[[ DATA FOR ANALYSIS, beginning ]]
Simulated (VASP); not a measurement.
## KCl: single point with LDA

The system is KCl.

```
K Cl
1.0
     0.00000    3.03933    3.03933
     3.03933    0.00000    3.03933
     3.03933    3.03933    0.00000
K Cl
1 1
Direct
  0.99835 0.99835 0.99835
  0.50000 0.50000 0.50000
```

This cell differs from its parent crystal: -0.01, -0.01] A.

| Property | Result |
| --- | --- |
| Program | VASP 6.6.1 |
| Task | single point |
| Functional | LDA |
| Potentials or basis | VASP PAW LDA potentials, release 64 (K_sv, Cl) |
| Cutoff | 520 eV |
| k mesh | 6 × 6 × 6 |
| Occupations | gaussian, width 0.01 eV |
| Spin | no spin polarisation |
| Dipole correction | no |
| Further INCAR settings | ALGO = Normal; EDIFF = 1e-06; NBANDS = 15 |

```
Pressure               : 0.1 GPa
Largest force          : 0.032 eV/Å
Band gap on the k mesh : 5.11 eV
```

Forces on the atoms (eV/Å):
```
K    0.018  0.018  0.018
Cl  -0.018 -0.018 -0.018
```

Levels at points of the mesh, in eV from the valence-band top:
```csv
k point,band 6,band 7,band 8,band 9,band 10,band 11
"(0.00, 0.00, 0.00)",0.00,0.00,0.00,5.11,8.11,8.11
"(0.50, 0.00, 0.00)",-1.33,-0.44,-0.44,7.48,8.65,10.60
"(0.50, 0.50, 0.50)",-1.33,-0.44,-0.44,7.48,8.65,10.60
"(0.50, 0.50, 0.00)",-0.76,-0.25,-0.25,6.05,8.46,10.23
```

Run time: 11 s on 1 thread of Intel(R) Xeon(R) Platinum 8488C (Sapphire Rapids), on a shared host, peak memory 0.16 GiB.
[[ DATA FOR ANALYSIS, end ]]

__WORK ORDER__. Set down the complete listing once more, exactly as it stands above.

__EXERCISE ANSWER__.
Simulated (VASP); not a measurement.
## KCl: single point with LDA

The system is KCl.

```
K Cl
1.0
     0.00000    3.03933    3.03933
     3.03933    0.00000    3.03933
     3.03933    3.03933    0.00000
K Cl
1 1
Direct
  0.99835 0.99835 0.99835
  0.50000 0.50000 0.50000
```

This cell differs from its parent crystal: -0.01, -0.01] A.

| Property | Result |
| --- | --- |
| Program | VASP 6.6.1 |
| Task | single point |
| Functional | LDA |
| Potentials or basis | VASP PAW LDA potentials, release 64 (K_sv, Cl) |
| Cutoff | 520 eV |
| k mesh | 6 × 6 × 6 |
| Occupations | gaussian, width 0.01 eV |
| Spin | no spin polarisation |
| Dipole correction | no |
| Further INCAR settings | ALGO = Normal; EDIFF = 1e-06; NBANDS = 15 |

```
Pressure               : 0.1 GPa
Largest force          : 0.032 eV/Å
Band gap on the k mesh : 5.11 eV
```

Forces on the atoms (eV/Å):
```
K    0.018  0.018  0.018
Cl  -0.018 -0.018 -0.018
```

Levels at points of the mesh, in eV from the valence-band top:
```csv
k point,band 6,band 7,band 8,band 9,band 10,band 11
"(0.00, 0.00, 0.00)",0.00,0.00,0.00,5.11,8.11,8.11
"(0.50, 0.00, 0.00)",-1.33,-0.44,-0.44,7.48,8.65,10.60
"(0.50, 0.50, 0.50)",-1.33,-0.44,-0.44,7.48,8.65,10.60
"(0.50, 0.50, 0.00)",-0.76,-0.25,-0.25,6.05,8.46,10.23
```

Run time: 11 s on 1 thread of Intel(R) Xeon(R) Platinum 8488C (Sapphire Rapids), on a shared host, peak memory 0.16 GiB.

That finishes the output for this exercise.